**Exercise**
Nothing but an exact copy of the listing should be given.

━━━ Given records ━━━
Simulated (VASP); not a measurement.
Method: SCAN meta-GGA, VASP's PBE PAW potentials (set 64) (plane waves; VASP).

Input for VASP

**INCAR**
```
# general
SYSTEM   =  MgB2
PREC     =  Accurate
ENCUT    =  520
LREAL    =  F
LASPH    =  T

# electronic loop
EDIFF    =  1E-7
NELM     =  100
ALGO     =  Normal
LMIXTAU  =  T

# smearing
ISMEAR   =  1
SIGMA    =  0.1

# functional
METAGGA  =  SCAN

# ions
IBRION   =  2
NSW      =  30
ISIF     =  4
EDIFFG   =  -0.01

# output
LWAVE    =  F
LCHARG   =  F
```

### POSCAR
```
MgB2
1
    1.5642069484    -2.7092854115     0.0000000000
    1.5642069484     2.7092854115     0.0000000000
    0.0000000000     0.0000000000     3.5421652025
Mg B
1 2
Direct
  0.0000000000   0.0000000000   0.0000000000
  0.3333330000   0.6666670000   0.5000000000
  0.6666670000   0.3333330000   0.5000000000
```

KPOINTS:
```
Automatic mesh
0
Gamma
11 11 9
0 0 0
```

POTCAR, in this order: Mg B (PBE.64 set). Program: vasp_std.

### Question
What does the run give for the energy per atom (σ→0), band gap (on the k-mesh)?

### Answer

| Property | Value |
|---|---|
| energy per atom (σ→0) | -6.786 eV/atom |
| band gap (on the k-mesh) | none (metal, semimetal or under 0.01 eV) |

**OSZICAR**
━━━

**Task answer**
Simulated (VASP); not a measurement.
Method: SCAN meta-GGA, VASP's PBE PAW potentials (set 64) (plane waves; VASP).

Input for VASP

**INCAR**
```
# general
SYSTEM   =  MgB2
PREC     =  Accurate
ENCUT    =  520
LREAL    =  F
LASPH    =  T

# electronic loop
EDIFF    =  1E-7
NELM     =  100
ALGO     =  Normal
LMIXTAU  =  T

# smearing
ISMEAR   =  1
SIGMA    =  0.1

# functional
METAGGA  =  SCAN

# ions
IBRION   =  2
NSW      =  30
ISIF     =  4
EDIFFG   =  -0.01

# output
LWAVE    =  F
LCHARG   =  F
```

### POSCAR
```
MgB2
1
    1.5642069484    -2.7092854115     0.0000000000
    1.5642069484     2.7092854115     0.0000000000
    0.0000000000     0.0000000000     3.5421652025
Mg B
1 2
Direct
  0.0000000000   0.0000000000   0.0000000000
  0.3333330000   0.6666670000   0.5000000000
  0.6666670000   0.3333330000   0.5000000000
```

KPOINTS:
```
Automatic mesh
0
Gamma
11 11 9
0 0 0
```

POTCAR, in this order: Mg B (PBE.64 set). Program: vasp_std.

### Question
What does the run give for the energy per atom (σ→0), band gap (on the k-mesh)?

### Answer

| Property | Value |
|---|---|
| energy per atom (σ→0) | -6.786 eV/atom |
| band gap (on the k-mesh) | none (metal, semimetal or under 0.01 eV) |

**OSZICAR**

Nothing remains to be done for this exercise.